> _Work item_
Restate all of the data exactly.

> _Study material_
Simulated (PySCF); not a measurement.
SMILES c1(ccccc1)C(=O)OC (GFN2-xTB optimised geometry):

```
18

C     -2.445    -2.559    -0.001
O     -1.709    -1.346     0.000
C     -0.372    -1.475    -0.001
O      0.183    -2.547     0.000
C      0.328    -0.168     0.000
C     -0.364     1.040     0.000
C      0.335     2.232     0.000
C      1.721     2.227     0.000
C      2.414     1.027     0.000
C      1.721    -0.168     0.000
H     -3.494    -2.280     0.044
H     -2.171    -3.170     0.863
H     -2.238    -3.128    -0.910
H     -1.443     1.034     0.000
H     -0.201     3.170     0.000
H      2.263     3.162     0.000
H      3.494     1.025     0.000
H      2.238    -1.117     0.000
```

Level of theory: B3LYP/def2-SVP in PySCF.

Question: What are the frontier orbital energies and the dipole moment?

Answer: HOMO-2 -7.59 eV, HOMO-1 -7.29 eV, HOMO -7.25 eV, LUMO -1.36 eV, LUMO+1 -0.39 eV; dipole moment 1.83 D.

> _Task solution_
Simulated (PySCF); not a measurement.
SMILES c1(ccccc1)C(=O)OC (GFN2-xTB optimised geometry):

```
18

C     -2.445    -2.559    -0.001
O     -1.709    -1.346     0.000
C     -0.372    -1.475    -0.001
O      0.183    -2.547     0.000
C      0.328    -0.168     0.000
C     -0.364     1.040     0.000
C      0.335     2.232     0.000
C      1.721     2.227     0.000
C      2.414     1.027     0.000
C      1.721    -0.168     0.000
H     -3.494    -2.280     0.044
H     -2.171    -3.170     0.863
H     -2.238    -3.128    -0.910
H     -1.443     1.034     0.000
H     -0.201     3.170     0.000
H      2.263     3.162     0.000
H      3.494     1.025     0.000
H      2.238    -1.117     0.000
```

Level of theory: B3LYP/def2-SVP in PySCF.

Question: What are the frontier orbital energies and the dipole moment?

Answer: HOMO-2 -7.59 eV, HOMO-1 -7.29 eV, HOMO -7.25 eV, LUMO -1.36 eV, LUMO+1 -0.39 eV; dipole moment 1.83 D.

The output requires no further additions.